ASSIGNMENT: The answer is to be an exact copy of the lines below running from the line with "Results of the" down to the line with "Caveat: spin-orbit coupling", both ends included, and nothing more.

INPUT DATA:
============================================================
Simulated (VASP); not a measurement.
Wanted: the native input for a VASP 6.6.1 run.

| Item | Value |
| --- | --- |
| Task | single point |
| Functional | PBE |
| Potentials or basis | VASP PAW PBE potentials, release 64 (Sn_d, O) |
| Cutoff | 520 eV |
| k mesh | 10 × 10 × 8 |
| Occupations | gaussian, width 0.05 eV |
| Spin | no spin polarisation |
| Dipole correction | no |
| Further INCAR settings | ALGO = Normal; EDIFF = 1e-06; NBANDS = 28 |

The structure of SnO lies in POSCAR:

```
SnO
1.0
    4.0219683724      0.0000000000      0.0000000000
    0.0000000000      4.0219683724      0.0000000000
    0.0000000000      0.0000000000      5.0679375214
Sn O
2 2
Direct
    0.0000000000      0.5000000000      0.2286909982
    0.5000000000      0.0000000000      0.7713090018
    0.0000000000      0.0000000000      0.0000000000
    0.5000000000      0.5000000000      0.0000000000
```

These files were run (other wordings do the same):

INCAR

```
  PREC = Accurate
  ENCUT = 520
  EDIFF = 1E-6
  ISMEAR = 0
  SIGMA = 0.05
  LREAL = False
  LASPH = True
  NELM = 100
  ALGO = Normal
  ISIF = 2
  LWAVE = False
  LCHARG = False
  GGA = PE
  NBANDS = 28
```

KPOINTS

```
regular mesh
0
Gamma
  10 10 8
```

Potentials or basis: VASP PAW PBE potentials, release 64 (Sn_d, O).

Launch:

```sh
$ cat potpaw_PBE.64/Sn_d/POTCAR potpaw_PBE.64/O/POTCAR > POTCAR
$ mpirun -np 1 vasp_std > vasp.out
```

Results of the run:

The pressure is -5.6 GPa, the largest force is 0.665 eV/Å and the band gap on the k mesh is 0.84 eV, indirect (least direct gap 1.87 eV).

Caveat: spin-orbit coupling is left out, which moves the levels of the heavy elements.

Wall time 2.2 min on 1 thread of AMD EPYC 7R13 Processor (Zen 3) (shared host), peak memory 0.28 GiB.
============================================================

WRITTEN RESPONSE:
Results of the run:

The pressure is -5.6 GPa, the largest force is 0.665 eV/Å and the band gap on the k mesh is 0.84 eV, indirect (least direct gap 1.87 eV).

Caveat: spin-orbit coupling is left out, which moves the levels of the heavy elements.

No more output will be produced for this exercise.